- Required action -
Return the lines of the data below exactly. Start at the first and end with the line containing "## 1. Starting point".

────────────────────────────────────────

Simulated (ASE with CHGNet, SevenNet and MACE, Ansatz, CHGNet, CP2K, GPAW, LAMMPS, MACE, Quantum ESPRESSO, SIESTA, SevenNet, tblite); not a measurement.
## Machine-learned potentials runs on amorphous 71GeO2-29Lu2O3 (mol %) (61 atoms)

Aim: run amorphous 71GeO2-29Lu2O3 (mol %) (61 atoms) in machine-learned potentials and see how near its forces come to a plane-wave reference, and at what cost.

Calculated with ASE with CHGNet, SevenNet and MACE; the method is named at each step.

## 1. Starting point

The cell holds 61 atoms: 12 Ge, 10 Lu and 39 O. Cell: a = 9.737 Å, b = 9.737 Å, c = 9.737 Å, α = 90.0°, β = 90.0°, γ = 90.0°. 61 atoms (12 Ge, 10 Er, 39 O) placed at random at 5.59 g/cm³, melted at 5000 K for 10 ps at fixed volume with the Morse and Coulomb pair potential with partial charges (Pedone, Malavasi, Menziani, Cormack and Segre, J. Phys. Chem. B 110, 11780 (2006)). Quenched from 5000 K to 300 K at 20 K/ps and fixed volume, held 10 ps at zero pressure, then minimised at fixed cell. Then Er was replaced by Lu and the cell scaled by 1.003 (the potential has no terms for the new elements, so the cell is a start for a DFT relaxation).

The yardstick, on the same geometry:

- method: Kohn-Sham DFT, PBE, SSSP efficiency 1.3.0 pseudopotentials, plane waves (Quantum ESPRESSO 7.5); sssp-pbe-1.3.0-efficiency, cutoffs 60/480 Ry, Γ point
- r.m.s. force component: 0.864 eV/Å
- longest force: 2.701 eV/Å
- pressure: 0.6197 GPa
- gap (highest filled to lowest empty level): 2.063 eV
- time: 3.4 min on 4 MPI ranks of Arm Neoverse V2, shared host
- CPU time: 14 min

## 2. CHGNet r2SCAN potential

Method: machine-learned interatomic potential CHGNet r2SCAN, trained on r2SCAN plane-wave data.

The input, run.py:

────────────────────────────────────────

- Exercise solution -
Simulated (ASE with CHGNet, SevenNet and MACE, Ansatz, CHGNet, CP2K, GPAW, LAMMPS, MACE, Quantum ESPRESSO, SIESTA, SevenNet, tblite); not a measurement.
## Machine-learned potentials runs on amorphous 71GeO2-29Lu2O3 (mol %) (61 atoms)

Aim: run amorphous 71GeO2-29Lu2O3 (mol %) (61 atoms) in machine-learned potentials and see how near its forces come to a plane-wave reference, and at what cost.

Calculated with ASE with CHGNet, SevenNet and MACE; the method is named at each step.

## 1. Starting point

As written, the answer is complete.